━━━
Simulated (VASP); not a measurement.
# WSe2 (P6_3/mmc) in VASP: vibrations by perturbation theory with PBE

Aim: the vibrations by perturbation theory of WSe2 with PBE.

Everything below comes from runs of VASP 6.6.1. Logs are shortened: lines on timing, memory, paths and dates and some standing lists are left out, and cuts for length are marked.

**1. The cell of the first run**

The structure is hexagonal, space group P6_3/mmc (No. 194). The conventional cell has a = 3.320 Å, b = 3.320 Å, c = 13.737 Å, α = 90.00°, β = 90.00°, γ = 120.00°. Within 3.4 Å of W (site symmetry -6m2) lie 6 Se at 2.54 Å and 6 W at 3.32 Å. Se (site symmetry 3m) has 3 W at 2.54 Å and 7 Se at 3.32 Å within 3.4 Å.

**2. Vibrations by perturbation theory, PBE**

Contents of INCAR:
━━━

Work request: Once more, print every line of the material exactly.

Response box:
Simulated (VASP); not a measurement.
# WSe2 (P6_3/mmc) in VASP: vibrations by perturbation theory with PBE

Aim: the vibrations by perturbation theory of WSe2 with PBE.

Everything below comes from runs of VASP 6.6.1. Logs are shortened: lines on timing, memory, paths and dates and some standing lists are left out, and cuts for length are marked.

**1. The cell of the first run**

The structure is hexagonal, space group P6_3/mmc (No. 194). The conventional cell has a = 3.320 Å, b = 3.320 Å, c = 13.737 Å, α = 90.00°, β = 90.00°, γ = 120.00°. Within 3.4 Å of W (site symmetry -6m2) lie 6 Se at 2.54 Å and 6 W at 3.32 Å. Se (site symmetry 3m) has 3 W at 2.54 Å and 7 Se at 3.32 Å within 3.4 Å.

**2. Vibrations by perturbation theory, PBE**

Contents of INCAR:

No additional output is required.